Assigned task –
Return the opening lines of the material, word for word. End with the line that contains "Geometry: B3LYP-D3(BJ)/def2-TZVP. The".

----- Excerpted data

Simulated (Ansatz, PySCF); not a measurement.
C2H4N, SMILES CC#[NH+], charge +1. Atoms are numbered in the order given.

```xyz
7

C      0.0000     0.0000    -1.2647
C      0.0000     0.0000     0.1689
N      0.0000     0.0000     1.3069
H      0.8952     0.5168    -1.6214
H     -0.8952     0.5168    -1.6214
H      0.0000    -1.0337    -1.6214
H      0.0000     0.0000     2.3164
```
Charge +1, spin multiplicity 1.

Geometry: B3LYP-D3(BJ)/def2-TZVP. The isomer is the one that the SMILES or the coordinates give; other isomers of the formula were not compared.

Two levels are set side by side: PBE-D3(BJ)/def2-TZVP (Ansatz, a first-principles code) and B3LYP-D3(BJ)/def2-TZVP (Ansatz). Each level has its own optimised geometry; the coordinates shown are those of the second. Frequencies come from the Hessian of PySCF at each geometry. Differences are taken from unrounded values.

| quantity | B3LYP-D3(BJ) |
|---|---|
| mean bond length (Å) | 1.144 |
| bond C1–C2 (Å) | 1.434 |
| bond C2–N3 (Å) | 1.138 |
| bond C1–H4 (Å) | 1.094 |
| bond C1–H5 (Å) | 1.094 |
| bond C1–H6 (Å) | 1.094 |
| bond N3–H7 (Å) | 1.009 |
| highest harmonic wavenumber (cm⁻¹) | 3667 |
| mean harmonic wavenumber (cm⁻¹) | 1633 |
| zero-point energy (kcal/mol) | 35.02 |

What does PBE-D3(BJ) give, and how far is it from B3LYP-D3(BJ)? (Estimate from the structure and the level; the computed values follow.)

----------

Problem solution –
Simulated (Ansatz, PySCF); not a measurement.
C2H4N, SMILES CC#[NH+], charge +1. Atoms are numbered in the order given.

```xyz
7

C      0.0000     0.0000    -1.2647
C      0.0000     0.0000     0.1689
N      0.0000     0.0000     1.3069
H      0.8952     0.5168    -1.6214
H     -0.8952     0.5168    -1.6214
H      0.0000    -1.0337    -1.6214
H      0.0000     0.0000     2.3164
```
Charge +1, spin multiplicity 1.

Geometry: B3LYP-D3(BJ)/def2-TZVP. The isomer is the one that the SMILES or the coordinates give; other isomers of the formula were not compared.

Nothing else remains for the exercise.